This exercise calls for the line with "# RbSnH3 in", the line with "Main program and", and all lines between them in the material below, output exactly and with no other lines.

Top of GIVEN INFORMATION

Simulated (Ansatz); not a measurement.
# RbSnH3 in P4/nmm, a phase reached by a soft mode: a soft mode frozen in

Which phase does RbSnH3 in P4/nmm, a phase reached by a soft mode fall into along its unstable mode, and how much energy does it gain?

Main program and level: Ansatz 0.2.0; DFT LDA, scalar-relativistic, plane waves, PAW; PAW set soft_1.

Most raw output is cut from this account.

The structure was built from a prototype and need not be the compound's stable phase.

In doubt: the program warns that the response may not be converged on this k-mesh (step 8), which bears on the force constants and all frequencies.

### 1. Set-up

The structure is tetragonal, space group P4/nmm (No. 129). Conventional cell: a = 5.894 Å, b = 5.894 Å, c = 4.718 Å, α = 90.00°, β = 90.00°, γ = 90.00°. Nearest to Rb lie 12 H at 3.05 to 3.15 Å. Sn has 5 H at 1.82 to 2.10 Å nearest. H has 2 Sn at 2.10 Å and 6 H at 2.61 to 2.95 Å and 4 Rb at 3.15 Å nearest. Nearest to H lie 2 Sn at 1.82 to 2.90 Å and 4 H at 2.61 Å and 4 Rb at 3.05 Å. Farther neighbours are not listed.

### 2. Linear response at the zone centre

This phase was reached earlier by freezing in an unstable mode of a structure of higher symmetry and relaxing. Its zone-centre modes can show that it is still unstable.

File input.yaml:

Bottom of GIVEN INFORMATION

● WRITTEN SOLUTION
# RbSnH3 in P4/nmm, a phase reached by a soft mode: a soft mode frozen in

Which phase does RbSnH3 in P4/nmm, a phase reached by a soft mode fall into along its unstable mode, and how much energy does it gain?

Main program and level: Ansatz 0.2.0; DFT LDA, scalar-relativistic, plane waves, PAW; PAW set soft_1.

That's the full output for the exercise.